- ACTION ITEM -
Start at the top line and retype the data exactly through to the end.

*** Opening of INPUT DATA ***

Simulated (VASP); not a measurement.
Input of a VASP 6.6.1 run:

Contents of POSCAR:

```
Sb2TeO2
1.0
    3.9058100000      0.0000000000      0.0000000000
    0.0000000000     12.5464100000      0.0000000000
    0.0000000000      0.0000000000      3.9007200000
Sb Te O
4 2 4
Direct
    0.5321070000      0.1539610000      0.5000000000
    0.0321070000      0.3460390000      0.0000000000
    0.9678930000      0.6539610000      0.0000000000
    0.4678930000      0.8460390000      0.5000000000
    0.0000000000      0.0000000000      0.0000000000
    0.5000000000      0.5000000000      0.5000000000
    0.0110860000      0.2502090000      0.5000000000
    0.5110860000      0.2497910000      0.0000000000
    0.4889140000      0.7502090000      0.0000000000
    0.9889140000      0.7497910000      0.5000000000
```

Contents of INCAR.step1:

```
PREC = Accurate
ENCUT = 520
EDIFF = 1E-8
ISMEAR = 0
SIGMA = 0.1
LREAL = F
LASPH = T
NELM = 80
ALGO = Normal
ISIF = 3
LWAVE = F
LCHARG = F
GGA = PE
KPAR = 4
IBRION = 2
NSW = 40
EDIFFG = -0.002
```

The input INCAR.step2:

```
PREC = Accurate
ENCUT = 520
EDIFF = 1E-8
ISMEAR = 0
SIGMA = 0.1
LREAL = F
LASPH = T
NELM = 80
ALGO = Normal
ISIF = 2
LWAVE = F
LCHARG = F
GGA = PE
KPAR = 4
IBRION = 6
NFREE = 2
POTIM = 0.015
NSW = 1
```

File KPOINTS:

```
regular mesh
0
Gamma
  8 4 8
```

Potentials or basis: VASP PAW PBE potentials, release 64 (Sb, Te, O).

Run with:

*** Close of INPUT DATA ***

- TASK OUTPUT -
Simulated (VASP); not a measurement.
Input of a VASP 6.6.1 run:

Contents of POSCAR:

```
Sb2TeO2
1.0
    3.9058100000      0.0000000000      0.0000000000
    0.0000000000     12.5464100000      0.0000000000
    0.0000000000      0.0000000000      3.9007200000
Sb Te O
4 2 4
Direct
    0.5321070000      0.1539610000      0.5000000000
    0.0321070000      0.3460390000      0.0000000000
    0.9678930000      0.6539610000      0.0000000000
    0.4678930000      0.8460390000      0.5000000000
    0.0000000000      0.0000000000      0.0000000000
    0.5000000000      0.5000000000      0.5000000000
    0.0110860000      0.2502090000      0.5000000000
    0.5110860000      0.2497910000      0.0000000000
    0.4889140000      0.7502090000      0.0000000000
    0.9889140000      0.7497910000      0.5000000000
```

Contents of INCAR.step1:

```
PREC = Accurate
ENCUT = 520
EDIFF = 1E-8
ISMEAR = 0
SIGMA = 0.1
LREAL = F
LASPH = T
NELM = 80
ALGO = Normal
ISIF = 3
LWAVE = F
LCHARG = F
GGA = PE
KPAR = 4
IBRION = 2
NSW = 40
EDIFFG = -0.002
```

The input INCAR.step2:

```
PREC = Accurate
ENCUT = 520
EDIFF = 1E-8
ISMEAR = 0
SIGMA = 0.1
LREAL = F
LASPH = T
NELM = 80
ALGO = Normal
ISIF = 2
LWAVE = F
LCHARG = F
GGA = PE
KPAR = 4
IBRION = 6
NFREE = 2
POTIM = 0.015
NSW = 1
```

File KPOINTS:

```
regular mesh
0
Gamma
  8 4 8
```

Potentials or basis: VASP PAW PBE potentials, release 64 (Sb, Te, O).

Run with:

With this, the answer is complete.